## Brief
Set down the whole listing verbatim.

## Material shown
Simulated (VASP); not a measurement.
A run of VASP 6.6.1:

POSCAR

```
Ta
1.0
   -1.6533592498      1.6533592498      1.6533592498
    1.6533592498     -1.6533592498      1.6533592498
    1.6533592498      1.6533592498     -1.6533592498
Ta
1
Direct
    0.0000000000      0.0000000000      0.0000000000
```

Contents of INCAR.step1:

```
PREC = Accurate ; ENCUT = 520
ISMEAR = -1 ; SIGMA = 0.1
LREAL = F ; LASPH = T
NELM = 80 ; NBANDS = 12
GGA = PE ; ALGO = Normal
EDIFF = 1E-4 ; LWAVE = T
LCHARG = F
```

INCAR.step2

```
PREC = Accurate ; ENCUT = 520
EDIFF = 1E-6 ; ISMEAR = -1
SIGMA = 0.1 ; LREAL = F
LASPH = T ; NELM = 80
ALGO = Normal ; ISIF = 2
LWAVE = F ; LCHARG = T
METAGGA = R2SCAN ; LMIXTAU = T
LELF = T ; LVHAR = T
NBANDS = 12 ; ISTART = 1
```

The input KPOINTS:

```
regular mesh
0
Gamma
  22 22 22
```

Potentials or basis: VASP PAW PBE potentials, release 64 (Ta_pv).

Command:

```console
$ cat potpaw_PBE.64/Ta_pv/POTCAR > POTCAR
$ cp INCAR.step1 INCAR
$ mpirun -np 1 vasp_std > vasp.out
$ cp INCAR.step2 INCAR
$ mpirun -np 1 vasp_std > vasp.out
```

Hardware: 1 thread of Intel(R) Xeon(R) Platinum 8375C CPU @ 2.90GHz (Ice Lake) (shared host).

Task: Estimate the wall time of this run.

## Response box
Simulated (VASP); not a measurement.
A run of VASP 6.6.1:

POSCAR

```
Ta
1.0
   -1.6533592498      1.6533592498      1.6533592498
    1.6533592498     -1.6533592498      1.6533592498
    1.6533592498      1.6533592498     -1.6533592498
Ta
1
Direct
    0.0000000000      0.0000000000      0.0000000000
```

Contents of INCAR.step1:

```
PREC = Accurate ; ENCUT = 520
ISMEAR = -1 ; SIGMA = 0.1
LREAL = F ; LASPH = T
NELM = 80 ; NBANDS = 12
GGA = PE ; ALGO = Normal
EDIFF = 1E-4 ; LWAVE = T
LCHARG = F
```

INCAR.step2

```
PREC = Accurate ; ENCUT = 520
EDIFF = 1E-6 ; ISMEAR = -1
SIGMA = 0.1 ; LREAL = F
LASPH = T ; NELM = 80
ALGO = Normal ; ISIF = 2
LWAVE = F ; LCHARG = T
METAGGA = R2SCAN ; LMIXTAU = T
LELF = T ; LVHAR = T
NBANDS = 12 ; ISTART = 1
```

The input KPOINTS:

```
regular mesh
0
Gamma
  22 22 22
```

Potentials or basis: VASP PAW PBE potentials, release 64 (Ta_pv).

Command:

```console
$ cat potpaw_PBE.64/Ta_pv/POTCAR > POTCAR
$ cp INCAR.step1 INCAR
$ mpirun -np 1 vasp_std > vasp.out
$ cp INCAR.step2 INCAR
$ mpirun -np 1 vasp_std > vasp.out
```

Hardware: 1 thread of Intel(R) Xeon(R) Platinum 8375C CPU @ 2.90GHz (Ice Lake) (shared host).

Task: Estimate the wall time of this run.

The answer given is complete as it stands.